◆ Exercise
Retyping the records exactly, down to the last line, is the whole job.

◆ Given data
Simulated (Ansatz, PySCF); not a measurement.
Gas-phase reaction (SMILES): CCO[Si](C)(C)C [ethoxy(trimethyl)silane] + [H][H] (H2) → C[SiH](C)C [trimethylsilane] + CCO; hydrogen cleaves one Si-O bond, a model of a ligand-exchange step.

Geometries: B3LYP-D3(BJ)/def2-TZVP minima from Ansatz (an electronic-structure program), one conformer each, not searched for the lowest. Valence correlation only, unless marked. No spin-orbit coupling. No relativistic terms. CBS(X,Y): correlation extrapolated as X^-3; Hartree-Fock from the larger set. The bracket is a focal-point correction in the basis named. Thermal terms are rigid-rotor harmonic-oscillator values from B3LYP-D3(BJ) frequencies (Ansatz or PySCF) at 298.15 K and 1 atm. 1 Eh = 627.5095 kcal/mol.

◆ Written reply
Simulated (Ansatz, PySCF); not a measurement.
Gas-phase reaction (SMILES): CCO[Si](C)(C)C [ethoxy(trimethyl)silane] + [H][H] (H2) → C[SiH](C)C [trimethylsilane] + CCO; hydrogen cleaves one Si-O bond, a model of a ligand-exchange step.

Geometries: B3LYP-D3(BJ)/def2-TZVP minima from Ansatz (an electronic-structure program), one conformer each, not searched for the lowest. Valence correlation only, unless marked. No spin-orbit coupling. No relativistic terms. CBS(X,Y): correlation extrapolated as X^-3; Hartree-Fock from the larger set. The bracket is a focal-point correction in the basis named. Thermal terms are rigid-rotor harmonic-oscillator values from B3LYP-D3(BJ) frequencies (Ansatz or PySCF) at 298.15 K and 1 atm. 1 Eh = 627.5095 kcal/mol.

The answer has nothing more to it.